(WORK ITEM): Copy exactly the lines of the material below, starting with the first and including the line that holds "Functional | BLYP |".

(SUPPLIED INFORMATION):
:::::

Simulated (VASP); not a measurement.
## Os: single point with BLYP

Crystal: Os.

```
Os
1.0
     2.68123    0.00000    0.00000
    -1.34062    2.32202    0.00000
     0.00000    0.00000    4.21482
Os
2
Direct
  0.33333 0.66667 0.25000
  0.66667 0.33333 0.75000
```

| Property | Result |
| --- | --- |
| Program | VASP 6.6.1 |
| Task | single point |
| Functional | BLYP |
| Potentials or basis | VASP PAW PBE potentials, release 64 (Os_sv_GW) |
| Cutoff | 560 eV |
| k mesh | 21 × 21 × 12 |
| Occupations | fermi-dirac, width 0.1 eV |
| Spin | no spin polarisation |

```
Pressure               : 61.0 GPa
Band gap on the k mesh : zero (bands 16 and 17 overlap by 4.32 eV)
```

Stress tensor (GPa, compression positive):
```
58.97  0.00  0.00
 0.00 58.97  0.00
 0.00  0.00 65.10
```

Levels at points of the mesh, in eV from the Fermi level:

:::::

(RESPONSE AREA):
Simulated (VASP); not a measurement.
## Os: single point with BLYP

Crystal: Os.

```
Os
1.0
     2.68123    0.00000    0.00000
    -1.34062    2.32202    0.00000
     0.00000    0.00000    4.21482
Os
2
Direct
  0.33333 0.66667 0.25000
  0.66667 0.33333 0.75000
```

| Property | Result |
| --- | --- |
| Program | VASP 6.6.1 |
| Task | single point |
| Functional | BLYP |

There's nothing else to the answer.